Work order -
Starting at the top of the entries, restate word for word each line up to and including the one with "A: -0.6 GPa.".

Segment Open
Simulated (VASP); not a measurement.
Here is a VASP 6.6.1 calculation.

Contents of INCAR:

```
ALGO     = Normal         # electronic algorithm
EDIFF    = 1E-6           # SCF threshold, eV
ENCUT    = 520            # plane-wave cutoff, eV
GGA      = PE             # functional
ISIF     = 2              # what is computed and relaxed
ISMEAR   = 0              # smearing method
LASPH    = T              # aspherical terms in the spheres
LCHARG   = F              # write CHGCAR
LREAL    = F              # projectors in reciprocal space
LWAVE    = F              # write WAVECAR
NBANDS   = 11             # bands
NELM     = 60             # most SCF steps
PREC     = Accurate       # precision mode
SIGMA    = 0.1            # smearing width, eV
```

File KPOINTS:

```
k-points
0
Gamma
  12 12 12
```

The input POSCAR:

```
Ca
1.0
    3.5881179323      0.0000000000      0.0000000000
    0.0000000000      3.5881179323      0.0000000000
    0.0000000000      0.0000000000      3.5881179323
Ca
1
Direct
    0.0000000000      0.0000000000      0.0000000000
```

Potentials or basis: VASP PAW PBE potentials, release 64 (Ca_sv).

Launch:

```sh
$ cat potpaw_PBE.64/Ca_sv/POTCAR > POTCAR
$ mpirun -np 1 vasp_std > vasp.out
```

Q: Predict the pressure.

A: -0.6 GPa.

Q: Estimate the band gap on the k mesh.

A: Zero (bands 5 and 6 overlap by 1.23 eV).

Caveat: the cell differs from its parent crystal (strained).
Segment Closed

Problem solution -
Simulated (VASP); not a measurement.
Here is a VASP 6.6.1 calculation.

Contents of INCAR:

```
ALGO     = Normal         # electronic algorithm
EDIFF    = 1E-6           # SCF threshold, eV
ENCUT    = 520            # plane-wave cutoff, eV
GGA      = PE             # functional
ISIF     = 2              # what is computed and relaxed
ISMEAR   = 0              # smearing method
LASPH    = T              # aspherical terms in the spheres
LCHARG   = F              # write CHGCAR
LREAL    = F              # projectors in reciprocal space
LWAVE    = F              # write WAVECAR
NBANDS   = 11             # bands
NELM     = 60             # most SCF steps
PREC     = Accurate       # precision mode
SIGMA    = 0.1            # smearing width, eV
```

File KPOINTS:

```
k-points
0
Gamma
  12 12 12
```

The input POSCAR:

```
Ca
1.0
    3.5881179323      0.0000000000      0.0000000000
    0.0000000000      3.5881179323      0.0000000000
    0.0000000000      0.0000000000      3.5881179323
Ca
1
Direct
    0.0000000000      0.0000000000      0.0000000000
```

Potentials or basis: VASP PAW PBE potentials, release 64 (Ca_sv).

Launch:

```sh
$ cat potpaw_PBE.64/Ca_sv/POTCAR > POTCAR
$ mpirun -np 1 vasp_std > vasp.out
```

Q: Predict the pressure.

A: -0.6 GPa.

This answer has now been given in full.